● Work task
All entries must be given again in full, exactly as they were supplied.

● Entries provided
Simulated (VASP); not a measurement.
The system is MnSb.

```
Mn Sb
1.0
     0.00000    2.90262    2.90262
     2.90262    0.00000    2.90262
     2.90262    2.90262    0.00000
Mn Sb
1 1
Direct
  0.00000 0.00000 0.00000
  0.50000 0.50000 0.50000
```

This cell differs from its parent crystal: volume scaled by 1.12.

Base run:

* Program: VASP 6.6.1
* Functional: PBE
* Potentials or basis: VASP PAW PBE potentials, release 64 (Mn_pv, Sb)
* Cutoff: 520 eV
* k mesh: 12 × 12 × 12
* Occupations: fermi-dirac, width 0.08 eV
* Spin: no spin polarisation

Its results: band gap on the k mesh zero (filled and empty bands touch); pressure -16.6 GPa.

● Reply
Simulated (VASP); not a measurement.
The system is MnSb.

```
Mn Sb
1.0
     0.00000    2.90262    2.90262
     2.90262    0.00000    2.90262
     2.90262    2.90262    0.00000
Mn Sb
1 1
Direct
  0.00000 0.00000 0.00000
  0.50000 0.50000 0.50000
```

This cell differs from its parent crystal: volume scaled by 1.12.

Base run:

* Program: VASP 6.6.1
* Functional: PBE
* Potentials or basis: VASP PAW PBE potentials, release 64 (Mn_pv, Sb)
* Cutoff: 520 eV
* k mesh: 12 × 12 × 12
* Occupations: fermi-dirac, width 0.08 eV
* Spin: no spin polarisation

Its results: band gap on the k mesh zero (filled and empty bands touch); pressure -16.6 GPa.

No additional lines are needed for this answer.